▶ **BRIEF**
Extract the complete data exactly as given.

▶ **DATA TO EXAMINE**
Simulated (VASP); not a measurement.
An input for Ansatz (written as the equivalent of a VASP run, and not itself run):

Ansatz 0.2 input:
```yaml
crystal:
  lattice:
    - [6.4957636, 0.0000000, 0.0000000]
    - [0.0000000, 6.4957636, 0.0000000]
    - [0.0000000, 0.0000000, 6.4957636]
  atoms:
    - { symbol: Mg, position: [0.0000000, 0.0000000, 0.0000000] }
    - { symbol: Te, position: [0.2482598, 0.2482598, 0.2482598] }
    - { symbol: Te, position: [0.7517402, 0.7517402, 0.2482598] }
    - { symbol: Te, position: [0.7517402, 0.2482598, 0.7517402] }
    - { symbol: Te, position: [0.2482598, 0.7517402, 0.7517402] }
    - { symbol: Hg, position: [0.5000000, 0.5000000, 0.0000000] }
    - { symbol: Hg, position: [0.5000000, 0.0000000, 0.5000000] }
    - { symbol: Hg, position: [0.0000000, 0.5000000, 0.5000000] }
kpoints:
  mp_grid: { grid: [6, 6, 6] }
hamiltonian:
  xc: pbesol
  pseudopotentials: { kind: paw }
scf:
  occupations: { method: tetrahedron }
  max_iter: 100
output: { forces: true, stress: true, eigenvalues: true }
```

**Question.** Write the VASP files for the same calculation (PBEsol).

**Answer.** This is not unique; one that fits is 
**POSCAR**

▶ **WRITTEN RESPONSE**
Simulated (VASP); not a measurement.
An input for Ansatz (written as the equivalent of a VASP run, and not itself run):

Ansatz 0.2 input:
```yaml
crystal:
  lattice:
    - [6.4957636, 0.0000000, 0.0000000]
    - [0.0000000, 6.4957636, 0.0000000]
    - [0.0000000, 0.0000000, 6.4957636]
  atoms:
    - { symbol: Mg, position: [0.0000000, 0.0000000, 0.0000000] }
    - { symbol: Te, position: [0.2482598, 0.2482598, 0.2482598] }
    - { symbol: Te, position: [0.7517402, 0.7517402, 0.2482598] }
    - { symbol: Te, position: [0.7517402, 0.2482598, 0.7517402] }
    - { symbol: Te, position: [0.2482598, 0.7517402, 0.7517402] }
    - { symbol: Hg, position: [0.5000000, 0.5000000, 0.0000000] }
    - { symbol: Hg, position: [0.5000000, 0.0000000, 0.5000000] }
    - { symbol: Hg, position: [0.0000000, 0.5000000, 0.5000000] }
kpoints:
  mp_grid: { grid: [6, 6, 6] }
hamiltonian:
  xc: pbesol
  pseudopotentials: { kind: paw }
scf:
  occupations: { method: tetrahedron }
  max_iter: 100
output: { forces: true, stress: true, eigenvalues: true }
```

**Question.** Write the VASP files for the same calculation (PBEsol).

**Answer.** This is not unique; one that fits is 
**POSCAR**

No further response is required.